Start of Information

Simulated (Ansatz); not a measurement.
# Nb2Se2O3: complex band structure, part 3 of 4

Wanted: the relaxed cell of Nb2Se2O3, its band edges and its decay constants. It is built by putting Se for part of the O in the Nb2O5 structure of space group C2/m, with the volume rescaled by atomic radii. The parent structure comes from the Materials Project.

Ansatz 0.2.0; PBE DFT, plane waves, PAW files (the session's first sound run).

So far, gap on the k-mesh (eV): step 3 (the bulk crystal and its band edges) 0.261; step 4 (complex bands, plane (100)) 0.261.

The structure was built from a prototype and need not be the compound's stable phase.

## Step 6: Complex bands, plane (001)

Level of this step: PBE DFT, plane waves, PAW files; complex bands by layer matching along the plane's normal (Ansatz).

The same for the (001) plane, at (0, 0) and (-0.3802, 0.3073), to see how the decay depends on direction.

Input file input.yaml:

End of Information

### Action item:
Each line from the top of the records through the one with "The same for" should be returned exactly. Leave out everything else.

### Exercise response:
Simulated (Ansatz); not a measurement.
# Nb2Se2O3: complex band structure, part 3 of 4

Wanted: the relaxed cell of Nb2Se2O3, its band edges and its decay constants. It is built by putting Se for part of the O in the Nb2O5 structure of space group C2/m, with the volume rescaled by atomic radii. The parent structure comes from the Materials Project.

Ansatz 0.2.0; PBE DFT, plane waves, PAW files (the session's first sound run).

So far, gap on the k-mesh (eV): step 3 (the bulk crystal and its band edges) 0.261; step 4 (complex bands, plane (100)) 0.261.

The structure was built from a prototype and need not be the compound's stable phase.

## Step 6: Complex bands, plane (001)

Level of this step: PBE DFT, plane waves, PAW files; complex bands by layer matching along the plane's normal (Ansatz).

The same for the (001) plane, at (0, 0) and (-0.3802, 0.3073), to see how the decay depends on direction.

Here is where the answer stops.